• **WORK REQUEST**:
Each line below should be reproduced without any alteration.

• **SUPPLIED MATERIAL**:
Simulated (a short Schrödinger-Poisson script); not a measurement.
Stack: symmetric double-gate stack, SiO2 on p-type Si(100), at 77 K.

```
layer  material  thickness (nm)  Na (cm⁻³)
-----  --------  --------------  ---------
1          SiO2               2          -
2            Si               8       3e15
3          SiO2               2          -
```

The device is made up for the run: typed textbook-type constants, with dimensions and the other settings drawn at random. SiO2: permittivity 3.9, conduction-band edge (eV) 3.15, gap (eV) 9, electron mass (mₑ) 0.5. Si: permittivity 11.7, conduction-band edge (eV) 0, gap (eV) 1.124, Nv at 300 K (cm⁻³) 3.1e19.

• **EXERCISE SOLUTION**:
Simulated (a short Schrödinger-Poisson script); not a measurement.
Stack: symmetric double-gate stack, SiO2 on p-type Si(100), at 77 K.

```
layer  material  thickness (nm)  Na (cm⁻³)
-----  --------  --------------  ---------
1          SiO2               2          -
2            Si               8       3e15
3          SiO2               2          -
```

The device is made up for the run: typed textbook-type constants, with dimensions and the other settings drawn at random. SiO2: permittivity 3.9, conduction-band edge (eV) 3.15, gap (eV) 9, electron mass (mₑ) 0.5. Si: permittivity 11.7, conduction-band edge (eV) 0, gap (eV) 1.124, Nv at 300 K (cm⁻³) 3.1e19.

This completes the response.